**Activity:**
For this exercise, please reproduce the records below word for word, from the first line through the line with "## What is computed".

*** Begin section ***
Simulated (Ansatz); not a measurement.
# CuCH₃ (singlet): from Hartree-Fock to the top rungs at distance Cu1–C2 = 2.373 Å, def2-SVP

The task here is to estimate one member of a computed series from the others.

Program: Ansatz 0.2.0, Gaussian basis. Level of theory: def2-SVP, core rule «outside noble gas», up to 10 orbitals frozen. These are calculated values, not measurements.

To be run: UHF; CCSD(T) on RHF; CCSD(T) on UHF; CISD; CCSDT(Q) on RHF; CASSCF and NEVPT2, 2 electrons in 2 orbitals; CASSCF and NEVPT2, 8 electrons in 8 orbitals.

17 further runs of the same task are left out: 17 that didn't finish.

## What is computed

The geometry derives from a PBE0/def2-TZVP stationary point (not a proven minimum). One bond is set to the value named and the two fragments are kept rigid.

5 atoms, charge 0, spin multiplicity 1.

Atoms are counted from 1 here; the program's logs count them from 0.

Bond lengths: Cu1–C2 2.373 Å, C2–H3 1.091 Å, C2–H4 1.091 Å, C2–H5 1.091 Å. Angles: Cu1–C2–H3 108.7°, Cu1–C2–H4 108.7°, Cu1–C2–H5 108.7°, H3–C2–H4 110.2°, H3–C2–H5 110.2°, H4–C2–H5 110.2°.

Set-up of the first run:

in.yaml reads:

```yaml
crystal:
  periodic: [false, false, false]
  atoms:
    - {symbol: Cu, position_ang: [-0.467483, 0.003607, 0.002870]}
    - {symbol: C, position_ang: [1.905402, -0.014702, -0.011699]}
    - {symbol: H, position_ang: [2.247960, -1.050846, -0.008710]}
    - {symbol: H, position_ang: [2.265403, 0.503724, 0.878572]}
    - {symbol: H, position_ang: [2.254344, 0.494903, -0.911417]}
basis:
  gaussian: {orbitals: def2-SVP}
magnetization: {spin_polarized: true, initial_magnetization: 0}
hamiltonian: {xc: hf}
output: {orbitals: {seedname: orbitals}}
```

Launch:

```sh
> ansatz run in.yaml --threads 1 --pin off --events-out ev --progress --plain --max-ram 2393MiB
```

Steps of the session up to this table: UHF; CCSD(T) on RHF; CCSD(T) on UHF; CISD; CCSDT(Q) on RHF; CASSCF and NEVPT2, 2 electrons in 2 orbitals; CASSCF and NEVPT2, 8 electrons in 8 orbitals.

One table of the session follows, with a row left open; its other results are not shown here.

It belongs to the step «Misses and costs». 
*** End section ***

**Answer area:**
Simulated (Ansatz); not a measurement.
# CuCH₃ (singlet): from Hartree-Fock to the top rungs at distance Cu1–C2 = 2.373 Å, def2-SVP

The task here is to estimate one member of a computed series from the others.

Program: Ansatz 0.2.0, Gaussian basis. Level of theory: def2-SVP, core rule «outside noble gas», up to 10 orbitals frozen. These are calculated values, not measurements.

To be run: UHF; CCSD(T) on RHF; CCSD(T) on UHF; CISD; CCSDT(Q) on RHF; CASSCF and NEVPT2, 2 electrons in 2 orbitals; CASSCF and NEVPT2, 8 electrons in 8 orbitals.

17 further runs of the same task are left out: 17 that didn't finish.

## What is computed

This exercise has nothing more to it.